> **EXERCISE**:
Your answer is the lines below, exactly, from the one that contains "- k mesh: 8 × 8 × 8" through the one that contains "INCAR.step1", both included.

> **INPUT DATA**:
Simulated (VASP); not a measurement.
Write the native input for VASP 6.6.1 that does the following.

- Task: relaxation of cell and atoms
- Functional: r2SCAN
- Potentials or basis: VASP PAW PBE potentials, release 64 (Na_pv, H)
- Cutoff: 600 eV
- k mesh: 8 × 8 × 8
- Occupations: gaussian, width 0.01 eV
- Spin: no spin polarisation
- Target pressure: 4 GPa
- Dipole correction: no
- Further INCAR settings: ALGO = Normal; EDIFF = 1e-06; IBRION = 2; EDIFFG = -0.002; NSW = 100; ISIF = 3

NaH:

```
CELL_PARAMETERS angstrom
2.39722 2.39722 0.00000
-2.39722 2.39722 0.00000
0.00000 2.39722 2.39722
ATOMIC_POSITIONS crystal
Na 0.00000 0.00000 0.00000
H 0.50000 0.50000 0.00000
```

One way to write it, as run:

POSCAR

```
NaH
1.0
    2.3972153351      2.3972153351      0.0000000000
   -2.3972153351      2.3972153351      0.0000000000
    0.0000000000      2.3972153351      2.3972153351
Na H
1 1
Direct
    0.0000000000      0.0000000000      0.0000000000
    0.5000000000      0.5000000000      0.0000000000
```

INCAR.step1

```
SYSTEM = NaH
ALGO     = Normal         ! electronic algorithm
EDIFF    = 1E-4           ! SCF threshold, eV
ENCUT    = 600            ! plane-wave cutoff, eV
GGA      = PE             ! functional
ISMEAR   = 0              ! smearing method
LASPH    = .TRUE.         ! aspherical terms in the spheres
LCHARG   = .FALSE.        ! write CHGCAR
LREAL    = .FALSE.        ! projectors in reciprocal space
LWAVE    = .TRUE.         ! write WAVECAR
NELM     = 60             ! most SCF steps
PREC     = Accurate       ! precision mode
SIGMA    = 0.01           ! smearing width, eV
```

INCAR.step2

> **RESPONSE**:
- k mesh: 8 × 8 × 8
- Occupations: gaussian, width 0.01 eV
- Spin: no spin polarisation
- Target pressure: 4 GPa
- Dipole correction: no
- Further INCAR settings: ALGO = Normal; EDIFF = 1e-06; IBRION = 2; EDIFFG = -0.002; NSW = 100; ISIF = 3

NaH:

```
CELL_PARAMETERS angstrom
2.39722 2.39722 0.00000
-2.39722 2.39722 0.00000
0.00000 2.39722 2.39722
ATOMIC_POSITIONS crystal
Na 0.00000 0.00000 0.00000
H 0.50000 0.50000 0.00000
```

One way to write it, as run:

POSCAR

```
NaH
1.0
    2.3972153351      2.3972153351      0.0000000000
   -2.3972153351      2.3972153351      0.0000000000
    0.0000000000      2.3972153351      2.3972153351
Na H
1 1
Direct
    0.0000000000      0.0000000000      0.0000000000
    0.5000000000      0.5000000000      0.0000000000
```

INCAR.step1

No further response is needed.